** SUPPLIED RECORDS follows **
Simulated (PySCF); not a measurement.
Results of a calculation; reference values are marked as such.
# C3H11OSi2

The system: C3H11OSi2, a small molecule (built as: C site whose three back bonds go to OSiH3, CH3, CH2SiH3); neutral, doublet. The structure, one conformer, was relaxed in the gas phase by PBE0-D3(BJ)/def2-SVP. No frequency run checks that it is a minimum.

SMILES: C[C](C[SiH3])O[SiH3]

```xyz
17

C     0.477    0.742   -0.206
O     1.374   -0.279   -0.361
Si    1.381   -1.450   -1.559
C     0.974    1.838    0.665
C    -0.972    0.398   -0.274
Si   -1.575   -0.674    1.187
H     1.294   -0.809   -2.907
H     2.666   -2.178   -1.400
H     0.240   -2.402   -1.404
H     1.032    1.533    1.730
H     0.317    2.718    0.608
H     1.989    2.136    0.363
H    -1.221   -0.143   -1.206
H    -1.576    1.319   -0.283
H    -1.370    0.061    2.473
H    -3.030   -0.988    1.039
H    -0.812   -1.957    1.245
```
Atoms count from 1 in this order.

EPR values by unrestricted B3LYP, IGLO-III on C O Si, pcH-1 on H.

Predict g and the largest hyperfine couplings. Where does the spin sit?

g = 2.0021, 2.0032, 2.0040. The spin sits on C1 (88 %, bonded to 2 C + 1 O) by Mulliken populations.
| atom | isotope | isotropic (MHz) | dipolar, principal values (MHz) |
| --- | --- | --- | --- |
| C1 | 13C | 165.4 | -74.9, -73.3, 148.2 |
** End of SUPPLIED RECORDS **

> [WORK ORDER] Copy the entries exactly, leaving no line out.

> [WRITTEN REPLY]
Simulated (PySCF); not a measurement.
Results of a calculation; reference values are marked as such.
# C3H11OSi2

The system: C3H11OSi2, a small molecule (built as: C site whose three back bonds go to OSiH3, CH3, CH2SiH3); neutral, doublet. The structure, one conformer, was relaxed in the gas phase by PBE0-D3(BJ)/def2-SVP. No frequency run checks that it is a minimum.

SMILES: C[C](C[SiH3])O[SiH3]

```xyz
17

C     0.477    0.742   -0.206
O     1.374   -0.279   -0.361
Si    1.381   -1.450   -1.559
C     0.974    1.838    0.665
C    -0.972    0.398   -0.274
Si   -1.575   -0.674    1.187
H     1.294   -0.809   -2.907
H     2.666   -2.178   -1.400
H     0.240   -2.402   -1.404
H     1.032    1.533    1.730
H     0.317    2.718    0.608
H     1.989    2.136    0.363
H    -1.221   -0.143   -1.206
H    -1.576    1.319   -0.283
H    -1.370    0.061    2.473
H    -3.030   -0.988    1.039
H    -0.812   -1.957    1.245
```
Atoms count from 1 in this order.

EPR values by unrestricted B3LYP, IGLO-III on C O Si, pcH-1 on H.

Predict g and the largest hyperfine couplings. Where does the spin sit?

g = 2.0021, 2.0032, 2.0040. The spin sits on C1 (88 %, bonded to 2 C + 1 O) by Mulliken populations.
| atom | isotope | isotropic (MHz) | dipolar, principal values (MHz) |
| --- | --- | --- | --- |
| C1 | 13C | 165.4 | -74.9, -73.3, 148.2 |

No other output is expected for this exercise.